*** Begin section ***

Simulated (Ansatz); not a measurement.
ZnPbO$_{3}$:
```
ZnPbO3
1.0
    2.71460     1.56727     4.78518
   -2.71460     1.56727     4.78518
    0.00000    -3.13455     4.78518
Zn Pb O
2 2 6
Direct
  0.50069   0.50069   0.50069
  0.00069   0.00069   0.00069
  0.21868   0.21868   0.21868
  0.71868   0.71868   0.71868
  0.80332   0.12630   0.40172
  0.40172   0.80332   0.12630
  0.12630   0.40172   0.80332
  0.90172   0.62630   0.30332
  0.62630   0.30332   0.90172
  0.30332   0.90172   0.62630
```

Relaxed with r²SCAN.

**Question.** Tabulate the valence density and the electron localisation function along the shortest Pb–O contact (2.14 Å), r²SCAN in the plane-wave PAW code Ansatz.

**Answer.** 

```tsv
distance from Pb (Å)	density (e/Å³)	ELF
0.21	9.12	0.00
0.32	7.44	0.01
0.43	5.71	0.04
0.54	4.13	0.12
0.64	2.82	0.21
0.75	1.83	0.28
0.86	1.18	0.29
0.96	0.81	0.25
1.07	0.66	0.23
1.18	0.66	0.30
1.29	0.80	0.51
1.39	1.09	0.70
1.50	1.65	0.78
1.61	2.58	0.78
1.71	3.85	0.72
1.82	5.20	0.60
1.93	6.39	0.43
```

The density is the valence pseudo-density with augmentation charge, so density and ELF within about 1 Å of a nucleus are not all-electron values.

*** End section ***

Brief: Could you copy every record above exactly as it appears?

Exercise output:
Simulated (Ansatz); not a measurement.
ZnPbO$_{3}$:
```
ZnPbO3
1.0
    2.71460     1.56727     4.78518
   -2.71460     1.56727     4.78518
    0.00000    -3.13455     4.78518
Zn Pb O
2 2 6
Direct
  0.50069   0.50069   0.50069
  0.00069   0.00069   0.00069
  0.21868   0.21868   0.21868
  0.71868   0.71868   0.71868
  0.80332   0.12630   0.40172
  0.40172   0.80332   0.12630
  0.12630   0.40172   0.80332
  0.90172   0.62630   0.30332
  0.62630   0.30332   0.90172
  0.30332   0.90172   0.62630
```

Relaxed with r²SCAN.

**Question.** Tabulate the valence density and the electron localisation function along the shortest Pb–O contact (2.14 Å), r²SCAN in the plane-wave PAW code Ansatz.

**Answer.** 

```tsv
distance from Pb (Å)	density (e/Å³)	ELF
0.21	9.12	0.00
0.32	7.44	0.01
0.43	5.71	0.04
0.54	4.13	0.12
0.64	2.82	0.21
0.75	1.83	0.28
0.86	1.18	0.29
0.96	0.81	0.25
1.07	0.66	0.23
1.18	0.66	0.30
1.29	0.80	0.51
1.39	1.09	0.70
1.50	1.65	0.78
1.61	2.58	0.78
1.71	3.85	0.72
1.82	5.20	0.60
1.93	6.39	0.43
```

The density is the valence pseudo-density with augmentation charge, so density and ELF within about 1 Å of a nucleus are not all-electron values.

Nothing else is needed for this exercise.